### DATASET CONTENT

**********

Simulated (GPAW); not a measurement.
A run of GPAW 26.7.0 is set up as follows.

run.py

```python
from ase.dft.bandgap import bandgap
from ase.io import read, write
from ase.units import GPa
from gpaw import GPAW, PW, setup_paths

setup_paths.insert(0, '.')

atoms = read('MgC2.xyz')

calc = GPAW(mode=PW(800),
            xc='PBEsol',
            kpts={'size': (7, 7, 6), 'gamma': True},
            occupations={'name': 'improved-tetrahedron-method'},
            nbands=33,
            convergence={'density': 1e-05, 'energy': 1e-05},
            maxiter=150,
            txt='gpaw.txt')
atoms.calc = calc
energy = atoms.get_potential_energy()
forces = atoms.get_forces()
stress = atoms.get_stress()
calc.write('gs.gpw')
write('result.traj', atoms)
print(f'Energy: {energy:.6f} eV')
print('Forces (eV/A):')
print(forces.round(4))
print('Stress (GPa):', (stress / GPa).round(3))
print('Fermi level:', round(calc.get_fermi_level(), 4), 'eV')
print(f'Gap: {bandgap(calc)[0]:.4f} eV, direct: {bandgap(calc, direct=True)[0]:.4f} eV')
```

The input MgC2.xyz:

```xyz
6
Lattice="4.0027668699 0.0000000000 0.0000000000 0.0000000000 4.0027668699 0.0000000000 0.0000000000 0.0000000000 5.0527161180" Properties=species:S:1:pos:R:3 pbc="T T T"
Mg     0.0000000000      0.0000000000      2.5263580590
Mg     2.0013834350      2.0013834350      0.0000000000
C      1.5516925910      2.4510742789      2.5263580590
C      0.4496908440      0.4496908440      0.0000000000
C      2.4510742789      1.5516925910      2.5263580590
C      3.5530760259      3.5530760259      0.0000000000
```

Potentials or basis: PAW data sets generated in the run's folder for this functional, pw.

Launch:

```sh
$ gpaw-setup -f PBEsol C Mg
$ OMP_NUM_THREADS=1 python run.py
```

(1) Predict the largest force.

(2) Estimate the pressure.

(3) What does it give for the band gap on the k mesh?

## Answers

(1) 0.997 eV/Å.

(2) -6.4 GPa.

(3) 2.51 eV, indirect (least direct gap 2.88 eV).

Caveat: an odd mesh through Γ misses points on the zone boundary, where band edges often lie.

**********

### WORK REQUEST
Where the listing above reaches the line that contains "Potentials or basis: PAW", start retyping, and finish with the line that contains "(3) 2.51 eV, indirect"; reproduce those lines exactly and no others.

### WRITTEN ANSWER
Potentials or basis: PAW data sets generated in the run's folder for this functional, pw.

Launch:

```sh
$ gpaw-setup -f PBEsol C Mg
$ OMP_NUM_THREADS=1 python run.py
```

(1) Predict the largest force.

(2) Estimate the pressure.

(3) What does it give for the band gap on the k mesh?

## Answers

(1) 0.997 eV/Å.

(2) -6.4 GPa.

(3) 2.51 eV, indirect (least direct gap 2.88 eV).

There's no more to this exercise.